=== Extracted data ===

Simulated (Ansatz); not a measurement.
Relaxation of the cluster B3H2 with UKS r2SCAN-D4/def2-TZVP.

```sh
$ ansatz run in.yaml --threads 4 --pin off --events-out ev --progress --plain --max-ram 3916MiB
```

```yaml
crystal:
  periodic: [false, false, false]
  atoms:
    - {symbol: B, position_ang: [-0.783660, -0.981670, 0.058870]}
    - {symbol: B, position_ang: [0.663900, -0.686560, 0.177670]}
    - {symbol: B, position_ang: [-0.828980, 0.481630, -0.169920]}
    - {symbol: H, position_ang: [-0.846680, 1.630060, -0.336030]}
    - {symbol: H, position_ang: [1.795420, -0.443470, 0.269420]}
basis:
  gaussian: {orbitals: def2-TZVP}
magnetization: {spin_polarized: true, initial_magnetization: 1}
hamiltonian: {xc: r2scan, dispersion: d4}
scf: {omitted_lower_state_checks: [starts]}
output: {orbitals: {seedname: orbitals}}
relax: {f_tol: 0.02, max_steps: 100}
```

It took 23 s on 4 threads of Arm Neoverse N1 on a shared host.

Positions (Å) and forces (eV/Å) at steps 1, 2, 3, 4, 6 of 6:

===

Work request: In the data above, find the line that contains "Relaxation of the" and the line that contains "It took 23 s". Repeat exactly those lines and every line between them, and only those.

Task result:
Relaxation of the cluster B3H2 with UKS r2SCAN-D4/def2-TZVP.

```sh
$ ansatz run in.yaml --threads 4 --pin off --events-out ev --progress --plain --max-ram 3916MiB
```

```yaml
crystal:
  periodic: [false, false, false]
  atoms:
    - {symbol: B, position_ang: [-0.783660, -0.981670, 0.058870]}
    - {symbol: B, position_ang: [0.663900, -0.686560, 0.177670]}
    - {symbol: B, position_ang: [-0.828980, 0.481630, -0.169920]}
    - {symbol: H, position_ang: [-0.846680, 1.630060, -0.336030]}
    - {symbol: H, position_ang: [1.795420, -0.443470, 0.269420]}
basis:
  gaussian: {orbitals: def2-TZVP}
magnetization: {spin_polarized: true, initial_magnetization: 1}
hamiltonian: {xc: r2scan, dispersion: d4}
scf: {omitted_lower_state_checks: [starts]}
output: {orbitals: {seedname: orbitals}}
relax: {f_tol: 0.02, max_steps: 100}
```

It took 23 s on 4 threads of Arm Neoverse N1 on a shared host.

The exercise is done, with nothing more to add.